■ Exercise data
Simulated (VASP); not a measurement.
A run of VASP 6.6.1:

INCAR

■ Requirement
Write out all the records above again, exactly as they stand.

■ Worked solution
Simulated (VASP); not a measurement.
A run of VASP 6.6.1:

INCAR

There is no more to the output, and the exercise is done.